:: Information given ::
*****

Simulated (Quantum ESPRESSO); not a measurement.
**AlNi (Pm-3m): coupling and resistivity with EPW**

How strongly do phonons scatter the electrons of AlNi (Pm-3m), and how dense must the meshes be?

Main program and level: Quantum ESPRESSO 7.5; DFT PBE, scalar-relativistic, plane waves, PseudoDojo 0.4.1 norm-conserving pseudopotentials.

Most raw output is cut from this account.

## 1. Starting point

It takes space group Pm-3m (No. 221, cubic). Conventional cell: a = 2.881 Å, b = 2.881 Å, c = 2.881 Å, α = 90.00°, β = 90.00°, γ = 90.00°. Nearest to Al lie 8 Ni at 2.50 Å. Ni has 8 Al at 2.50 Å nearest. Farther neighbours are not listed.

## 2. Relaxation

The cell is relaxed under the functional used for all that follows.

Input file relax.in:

*****

:: Work item ::
Starting with the line above that holds "Most raw output is cut from this account." and stopping with the line that holds "The cell is", reproduce each line exactly, omitting all other lines.

:: Task output ::
Most raw output is cut from this account.

## 1. Starting point

It takes space group Pm-3m (No. 221, cubic). Conventional cell: a = 2.881 Å, b = 2.881 Å, c = 2.881 Å, α = 90.00°, β = 90.00°, γ = 90.00°. Nearest to Al lie 8 Ni at 2.50 Å. Ni has 8 Al at 2.50 Å nearest. Farther neighbours are not listed.

## 2. Relaxation

The cell is relaxed under the functional used for all that follows.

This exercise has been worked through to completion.